RECORD EXTRACTS:
_ _ _

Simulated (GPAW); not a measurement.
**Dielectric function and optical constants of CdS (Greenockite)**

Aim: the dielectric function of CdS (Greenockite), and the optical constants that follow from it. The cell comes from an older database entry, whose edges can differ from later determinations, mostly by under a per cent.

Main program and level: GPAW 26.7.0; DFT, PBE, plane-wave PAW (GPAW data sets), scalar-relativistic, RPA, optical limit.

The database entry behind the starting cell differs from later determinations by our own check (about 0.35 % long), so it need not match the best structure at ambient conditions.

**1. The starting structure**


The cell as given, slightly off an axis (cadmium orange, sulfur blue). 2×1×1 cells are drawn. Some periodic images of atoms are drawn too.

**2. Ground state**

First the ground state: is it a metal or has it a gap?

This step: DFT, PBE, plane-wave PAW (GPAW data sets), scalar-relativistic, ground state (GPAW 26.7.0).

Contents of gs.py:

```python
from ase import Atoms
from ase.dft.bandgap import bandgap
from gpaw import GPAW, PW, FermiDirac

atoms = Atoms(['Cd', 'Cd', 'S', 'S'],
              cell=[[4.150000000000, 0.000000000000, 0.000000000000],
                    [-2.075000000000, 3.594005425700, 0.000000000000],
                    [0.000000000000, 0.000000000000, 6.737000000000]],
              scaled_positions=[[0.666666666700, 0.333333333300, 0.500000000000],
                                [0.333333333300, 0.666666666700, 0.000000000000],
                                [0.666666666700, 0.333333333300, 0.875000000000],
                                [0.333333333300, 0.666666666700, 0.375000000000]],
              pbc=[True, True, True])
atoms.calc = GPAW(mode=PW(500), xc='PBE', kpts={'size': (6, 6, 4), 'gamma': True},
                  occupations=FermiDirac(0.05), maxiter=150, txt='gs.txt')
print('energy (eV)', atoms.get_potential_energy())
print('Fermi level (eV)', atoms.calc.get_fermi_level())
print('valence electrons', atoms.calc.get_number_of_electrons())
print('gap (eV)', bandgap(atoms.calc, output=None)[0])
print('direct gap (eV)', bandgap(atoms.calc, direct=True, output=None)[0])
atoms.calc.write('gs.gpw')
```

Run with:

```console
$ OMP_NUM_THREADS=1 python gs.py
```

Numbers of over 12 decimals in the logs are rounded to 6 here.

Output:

_ _ _

TASK ITEM:
Everything from the line with "The starting structure**" through the line with "First the ground" should be written out exactly as it appears above, end lines included, and nothing outside that range.

RESPONSE BOX:
**1. The starting structure**


The cell as given, slightly off an axis (cadmium orange, sulfur blue). 2×1×1 cells are drawn. Some periodic images of atoms are drawn too.

**2. Ground state**

First the ground state: is it a metal or has it a gap?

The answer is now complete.